>>>>>

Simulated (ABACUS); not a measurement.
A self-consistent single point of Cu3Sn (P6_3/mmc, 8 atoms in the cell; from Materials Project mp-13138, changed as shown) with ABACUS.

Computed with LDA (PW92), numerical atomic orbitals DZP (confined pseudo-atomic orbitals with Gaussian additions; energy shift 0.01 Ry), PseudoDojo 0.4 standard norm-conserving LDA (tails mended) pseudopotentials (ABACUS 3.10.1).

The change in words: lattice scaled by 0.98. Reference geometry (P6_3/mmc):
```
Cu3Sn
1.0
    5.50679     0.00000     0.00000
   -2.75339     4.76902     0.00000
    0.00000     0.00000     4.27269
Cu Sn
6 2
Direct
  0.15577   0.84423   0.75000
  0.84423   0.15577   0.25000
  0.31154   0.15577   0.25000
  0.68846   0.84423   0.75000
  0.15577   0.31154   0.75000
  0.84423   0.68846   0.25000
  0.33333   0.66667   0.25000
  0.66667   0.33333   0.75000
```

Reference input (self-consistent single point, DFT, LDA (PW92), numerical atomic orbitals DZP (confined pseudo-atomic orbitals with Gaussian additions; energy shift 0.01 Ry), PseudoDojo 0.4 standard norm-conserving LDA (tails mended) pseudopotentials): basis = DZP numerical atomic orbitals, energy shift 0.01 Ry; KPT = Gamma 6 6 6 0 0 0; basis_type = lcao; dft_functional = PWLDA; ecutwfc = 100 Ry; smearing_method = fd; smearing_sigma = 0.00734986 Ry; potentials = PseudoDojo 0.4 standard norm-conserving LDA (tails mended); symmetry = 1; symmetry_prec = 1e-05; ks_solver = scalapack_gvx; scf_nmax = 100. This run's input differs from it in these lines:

<<<<<

§ Exercise:
The reply should hold only the lines from the first line of the listing above through the line with "Computed with LDA", each copied exactly.

§ Task response:
Simulated (ABACUS); not a measurement.
A self-consistent single point of Cu3Sn (P6_3/mmc, 8 atoms in the cell; from Materials Project mp-13138, changed as shown) with ABACUS.

Computed with LDA (PW92), numerical atomic orbitals DZP (confined pseudo-atomic orbitals with Gaussian additions; energy shift 0.01 Ry), PseudoDojo 0.4 standard norm-conserving LDA (tails mended) pseudopotentials (ABACUS 3.10.1).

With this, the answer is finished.